- **Brief**: Each line of the material must appear again in the answer, exactly.

- **Excerpted data**:
= = = = = = =
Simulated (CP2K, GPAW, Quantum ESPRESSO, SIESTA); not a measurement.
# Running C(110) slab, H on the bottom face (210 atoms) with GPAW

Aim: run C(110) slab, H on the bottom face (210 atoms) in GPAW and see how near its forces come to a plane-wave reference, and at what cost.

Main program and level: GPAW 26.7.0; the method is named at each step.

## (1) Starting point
= = = = = = =

- **Your solution**:
Simulated (CP2K, GPAW, Quantum ESPRESSO, SIESTA); not a measurement.
# Running C(110) slab, H on the bottom face (210 atoms) with GPAW

Aim: run C(110) slab, H on the bottom face (210 atoms) in GPAW and see how near its forces come to a plane-wave reference, and at what cost.

Main program and level: GPAW 26.7.0; the method is named at each step.

## (1) Starting point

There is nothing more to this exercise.